## TASK ITEM
For the listing below, output exactly the lines from the line with "One thing is" up to and including the line with "As a check, the", and no other lines.

## DATA SUPPLIED
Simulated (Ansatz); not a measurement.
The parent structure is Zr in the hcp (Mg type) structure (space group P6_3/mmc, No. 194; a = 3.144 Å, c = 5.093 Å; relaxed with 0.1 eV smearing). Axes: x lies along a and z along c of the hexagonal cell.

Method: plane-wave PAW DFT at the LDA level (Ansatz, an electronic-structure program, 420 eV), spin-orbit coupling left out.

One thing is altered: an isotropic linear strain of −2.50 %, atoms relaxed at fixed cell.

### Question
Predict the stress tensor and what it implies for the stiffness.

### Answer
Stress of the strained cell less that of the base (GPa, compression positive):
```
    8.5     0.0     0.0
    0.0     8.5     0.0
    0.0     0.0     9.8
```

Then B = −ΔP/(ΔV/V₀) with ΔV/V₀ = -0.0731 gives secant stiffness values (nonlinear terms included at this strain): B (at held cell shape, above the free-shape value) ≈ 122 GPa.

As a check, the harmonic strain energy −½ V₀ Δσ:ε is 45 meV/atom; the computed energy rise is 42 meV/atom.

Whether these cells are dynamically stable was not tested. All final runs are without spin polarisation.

## EXPECTED ANSWER
One thing is altered: an isotropic linear strain of −2.50 %, atoms relaxed at fixed cell.

### Question
Predict the stress tensor and what it implies for the stiffness.

### Answer
Stress of the strained cell less that of the base (GPa, compression positive):
```
    8.5     0.0     0.0
    0.0     8.5     0.0
    0.0     0.0     9.8
```

Then B = −ΔP/(ΔV/V₀) with ΔV/V₀ = -0.0731 gives secant stiffness values (nonlinear terms included at this strain): B (at held cell shape, above the free-shape value) ≈ 122 GPa.

As a check, the harmonic strain energy −½ V₀ Δσ:ε is 45 meV/atom; the computed energy rise is 42 meV/atom.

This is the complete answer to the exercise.